# ACTION ITEM:
Transcribe the records below exactly as they appear.

━━━━
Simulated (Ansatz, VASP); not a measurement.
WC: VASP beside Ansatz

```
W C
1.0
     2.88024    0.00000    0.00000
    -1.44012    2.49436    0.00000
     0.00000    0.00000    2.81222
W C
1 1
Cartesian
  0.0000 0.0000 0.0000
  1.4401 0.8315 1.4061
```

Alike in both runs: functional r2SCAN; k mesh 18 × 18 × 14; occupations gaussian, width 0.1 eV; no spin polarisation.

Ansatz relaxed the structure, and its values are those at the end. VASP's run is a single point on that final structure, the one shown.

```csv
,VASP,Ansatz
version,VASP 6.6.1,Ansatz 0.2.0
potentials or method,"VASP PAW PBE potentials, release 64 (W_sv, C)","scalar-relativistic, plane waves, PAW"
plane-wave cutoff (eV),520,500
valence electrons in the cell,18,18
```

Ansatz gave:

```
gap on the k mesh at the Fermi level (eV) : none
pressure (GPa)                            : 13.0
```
━━━━

# WRITTEN REPLY:
Simulated (Ansatz, VASP); not a measurement.
WC: VASP beside Ansatz

```
W C
1.0
     2.88024    0.00000    0.00000
    -1.44012    2.49436    0.00000
     0.00000    0.00000    2.81222
W C
1 1
Cartesian
  0.0000 0.0000 0.0000
  1.4401 0.8315 1.4061
```

Alike in both runs: functional r2SCAN; k mesh 18 × 18 × 14; occupations gaussian, width 0.1 eV; no spin polarisation.

Ansatz relaxed the structure, and its values are those at the end. VASP's run is a single point on that final structure, the one shown.

```csv
,VASP,Ansatz
version,VASP 6.6.1,Ansatz 0.2.0
potentials or method,"VASP PAW PBE potentials, release 64 (W_sv, C)","scalar-relativistic, plane waves, PAW"
plane-wave cutoff (eV),520,500
valence electrons in the cell,18,18
```

Ansatz gave:

```
gap on the k mesh at the Fermi level (eV) : none
pressure (GPa)                            : 13.0
```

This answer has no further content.